### [Assignment]
Reproduce each line from the first in the data through the line that contains "Q: How do energy, volume" exactly; give nothing else.

### [Supplied material]
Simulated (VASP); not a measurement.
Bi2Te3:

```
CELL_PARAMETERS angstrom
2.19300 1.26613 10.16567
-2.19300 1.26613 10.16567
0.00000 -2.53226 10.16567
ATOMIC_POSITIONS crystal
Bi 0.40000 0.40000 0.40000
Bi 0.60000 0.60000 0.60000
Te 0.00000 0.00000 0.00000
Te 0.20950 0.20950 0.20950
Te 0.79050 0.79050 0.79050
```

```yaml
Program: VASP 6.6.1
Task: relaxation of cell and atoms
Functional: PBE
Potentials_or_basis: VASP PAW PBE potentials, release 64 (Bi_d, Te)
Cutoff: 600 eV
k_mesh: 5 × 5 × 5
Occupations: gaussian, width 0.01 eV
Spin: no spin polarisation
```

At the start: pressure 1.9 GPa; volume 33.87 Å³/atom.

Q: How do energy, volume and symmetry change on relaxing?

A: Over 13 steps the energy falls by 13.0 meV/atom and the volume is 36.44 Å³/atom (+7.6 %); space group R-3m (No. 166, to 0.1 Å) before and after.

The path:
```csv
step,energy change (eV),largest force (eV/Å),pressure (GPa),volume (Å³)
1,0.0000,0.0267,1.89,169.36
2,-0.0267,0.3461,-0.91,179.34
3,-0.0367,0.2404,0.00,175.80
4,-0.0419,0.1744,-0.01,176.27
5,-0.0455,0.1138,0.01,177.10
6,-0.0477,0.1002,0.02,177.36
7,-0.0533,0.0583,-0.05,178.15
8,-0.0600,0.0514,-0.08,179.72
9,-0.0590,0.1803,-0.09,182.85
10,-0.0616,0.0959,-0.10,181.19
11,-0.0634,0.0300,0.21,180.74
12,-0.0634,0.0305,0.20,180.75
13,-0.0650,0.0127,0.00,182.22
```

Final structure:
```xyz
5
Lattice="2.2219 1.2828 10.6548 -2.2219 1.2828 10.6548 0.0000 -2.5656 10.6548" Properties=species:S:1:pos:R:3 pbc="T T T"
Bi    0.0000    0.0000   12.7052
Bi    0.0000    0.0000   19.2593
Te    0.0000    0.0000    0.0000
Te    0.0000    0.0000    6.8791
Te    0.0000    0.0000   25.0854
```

### [Task solution]
Simulated (VASP); not a measurement.
Bi2Te3:

```
CELL_PARAMETERS angstrom
2.19300 1.26613 10.16567
-2.19300 1.26613 10.16567
0.00000 -2.53226 10.16567
ATOMIC_POSITIONS crystal
Bi 0.40000 0.40000 0.40000
Bi 0.60000 0.60000 0.60000
Te 0.00000 0.00000 0.00000
Te 0.20950 0.20950 0.20950
Te 0.79050 0.79050 0.79050
```

```yaml
Program: VASP 6.6.1
Task: relaxation of cell and atoms
Functional: PBE
Potentials_or_basis: VASP PAW PBE potentials, release 64 (Bi_d, Te)
Cutoff: 600 eV
k_mesh: 5 × 5 × 5
Occupations: gaussian, width 0.01 eV
Spin: no spin polarisation
```

At the start: pressure 1.9 GPa; volume 33.87 Å³/atom.

Q: How do energy, volume and symmetry change on relaxing?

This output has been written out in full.